**DATA**
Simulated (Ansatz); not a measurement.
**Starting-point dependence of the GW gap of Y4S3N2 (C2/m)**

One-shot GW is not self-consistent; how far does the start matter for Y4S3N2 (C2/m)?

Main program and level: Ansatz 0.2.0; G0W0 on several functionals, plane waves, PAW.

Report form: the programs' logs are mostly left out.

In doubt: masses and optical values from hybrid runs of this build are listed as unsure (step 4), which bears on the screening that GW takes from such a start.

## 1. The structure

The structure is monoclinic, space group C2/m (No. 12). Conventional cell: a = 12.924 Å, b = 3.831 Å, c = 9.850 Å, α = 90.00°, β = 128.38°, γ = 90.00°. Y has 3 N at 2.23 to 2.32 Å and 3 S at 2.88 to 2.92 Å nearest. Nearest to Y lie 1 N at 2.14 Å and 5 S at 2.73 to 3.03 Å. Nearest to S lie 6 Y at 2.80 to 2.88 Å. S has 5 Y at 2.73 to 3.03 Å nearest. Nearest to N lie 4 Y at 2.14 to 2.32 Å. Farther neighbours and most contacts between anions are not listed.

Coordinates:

**WORK TASK**
The first line of the data, the line with "## 1. The structure", and all lines in between are to be copied exactly. Leave out everything else.

**EXERCISE RESULT**
Simulated (Ansatz); not a measurement.
**Starting-point dependence of the GW gap of Y4S3N2 (C2/m)**

One-shot GW is not self-consistent; how far does the start matter for Y4S3N2 (C2/m)?

Main program and level: Ansatz 0.2.0; G0W0 on several functionals, plane waves, PAW.

Report form: the programs' logs are mostly left out.

In doubt: masses and optical values from hybrid runs of this build are listed as unsure (step 4), which bears on the screening that GW takes from such a start.

## 1. The structure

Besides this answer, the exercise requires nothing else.